Please write out, exactly as given, every line of the entries below up to and including the line with "free ion: ground-state".

▶

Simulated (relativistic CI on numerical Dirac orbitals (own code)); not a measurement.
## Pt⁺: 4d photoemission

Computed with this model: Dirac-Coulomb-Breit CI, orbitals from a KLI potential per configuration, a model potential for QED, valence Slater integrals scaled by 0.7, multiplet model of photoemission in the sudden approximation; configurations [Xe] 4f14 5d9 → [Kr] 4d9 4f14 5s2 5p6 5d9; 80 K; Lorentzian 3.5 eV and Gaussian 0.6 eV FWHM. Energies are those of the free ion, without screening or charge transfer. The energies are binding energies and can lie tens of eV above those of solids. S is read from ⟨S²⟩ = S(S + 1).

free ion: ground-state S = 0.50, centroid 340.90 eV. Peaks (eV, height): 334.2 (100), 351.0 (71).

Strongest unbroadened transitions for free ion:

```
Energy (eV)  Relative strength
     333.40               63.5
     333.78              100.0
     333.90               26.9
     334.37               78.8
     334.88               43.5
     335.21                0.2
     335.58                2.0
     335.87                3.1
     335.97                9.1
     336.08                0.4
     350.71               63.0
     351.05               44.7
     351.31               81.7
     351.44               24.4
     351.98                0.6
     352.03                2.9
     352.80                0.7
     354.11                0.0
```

◀

## [Exercise output]
Simulated (relativistic CI on numerical Dirac orbitals (own code)); not a measurement.
## Pt⁺: 4d photoemission

Computed with this model: Dirac-Coulomb-Breit CI, orbitals from a KLI potential per configuration, a model potential for QED, valence Slater integrals scaled by 0.7, multiplet model of photoemission in the sudden approximation; configurations [Xe] 4f14 5d9 → [Kr] 4d9 4f14 5s2 5p6 5d9; 80 K; Lorentzian 3.5 eV and Gaussian 0.6 eV FWHM. Energies are those of the free ion, without screening or charge transfer. The energies are binding energies and can lie tens of eV above those of solids. S is read from ⟨S²⟩ = S(S + 1).

free ion: ground-state S = 0.50, centroid 340.90 eV. Peaks (eV, height): 334.2 (100), 351.0 (71).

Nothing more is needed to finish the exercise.